### Supplied data

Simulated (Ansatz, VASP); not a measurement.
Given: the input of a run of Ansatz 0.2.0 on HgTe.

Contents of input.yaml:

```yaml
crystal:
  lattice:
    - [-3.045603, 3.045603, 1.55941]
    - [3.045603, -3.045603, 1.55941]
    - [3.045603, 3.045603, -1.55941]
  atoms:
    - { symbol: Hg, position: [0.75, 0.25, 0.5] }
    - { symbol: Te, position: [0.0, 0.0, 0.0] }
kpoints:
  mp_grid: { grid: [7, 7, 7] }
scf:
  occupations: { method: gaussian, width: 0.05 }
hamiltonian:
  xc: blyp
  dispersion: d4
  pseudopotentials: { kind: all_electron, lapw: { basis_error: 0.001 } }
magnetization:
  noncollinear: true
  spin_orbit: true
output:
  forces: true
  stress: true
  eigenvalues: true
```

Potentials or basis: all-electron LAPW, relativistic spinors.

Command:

######

> **Assignment**:
Each record is to be transcribed exactly and in full.

> **Task response**:
Simulated (Ansatz, VASP); not a measurement.
Given: the input of a run of Ansatz 0.2.0 on HgTe.

Contents of input.yaml:

```yaml
crystal:
  lattice:
    - [-3.045603, 3.045603, 1.55941]
    - [3.045603, -3.045603, 1.55941]
    - [3.045603, 3.045603, -1.55941]
  atoms:
    - { symbol: Hg, position: [0.75, 0.25, 0.5] }
    - { symbol: Te, position: [0.0, 0.0, 0.0] }
kpoints:
  mp_grid: { grid: [7, 7, 7] }
scf:
  occupations: { method: gaussian, width: 0.05 }
hamiltonian:
  xc: blyp
  dispersion: d4
  pseudopotentials: { kind: all_electron, lapw: { basis_error: 0.001 } }
magnetization:
  noncollinear: true
  spin_orbit: true
output:
  forces: true
  stress: true
  eigenvalues: true
```

Potentials or basis: all-electron LAPW, relativistic spinors.

Command:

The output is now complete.